[PROVIDED DATA]

=== Section Start ===

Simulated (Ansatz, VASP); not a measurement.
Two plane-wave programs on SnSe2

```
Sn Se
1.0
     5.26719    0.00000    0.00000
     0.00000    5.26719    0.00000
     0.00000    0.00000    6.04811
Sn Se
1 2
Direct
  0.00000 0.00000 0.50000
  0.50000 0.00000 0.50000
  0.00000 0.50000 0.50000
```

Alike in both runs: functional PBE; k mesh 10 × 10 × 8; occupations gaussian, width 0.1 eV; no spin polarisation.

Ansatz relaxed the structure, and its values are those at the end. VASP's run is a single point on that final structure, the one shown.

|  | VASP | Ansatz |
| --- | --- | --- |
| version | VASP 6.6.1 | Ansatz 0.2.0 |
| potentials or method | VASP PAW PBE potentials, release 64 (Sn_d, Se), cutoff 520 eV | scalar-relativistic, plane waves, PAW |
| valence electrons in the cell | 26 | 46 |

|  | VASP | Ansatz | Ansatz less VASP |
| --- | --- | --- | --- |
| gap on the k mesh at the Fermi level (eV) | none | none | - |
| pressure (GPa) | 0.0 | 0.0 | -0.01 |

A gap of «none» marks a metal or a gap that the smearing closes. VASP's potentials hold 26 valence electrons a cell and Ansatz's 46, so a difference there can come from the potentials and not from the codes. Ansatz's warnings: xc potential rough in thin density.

=== Section End ===

[TASK ITEM] Please retype the data exactly as it stands, from its first line down to the line that contains "Alike in both", then stop.

[YOUR RESPONSE]
Simulated (Ansatz, VASP); not a measurement.
Two plane-wave programs on SnSe2

```
Sn Se
1.0
     5.26719    0.00000    0.00000
     0.00000    5.26719    0.00000
     0.00000    0.00000    6.04811
Sn Se
1 2
Direct
  0.00000 0.00000 0.50000
  0.50000 0.00000 0.50000
  0.00000 0.50000 0.50000
```

Alike in both runs: functional PBE; k mesh 10 × 10 × 8; occupations gaussian, width 0.1 eV; no spin polarisation.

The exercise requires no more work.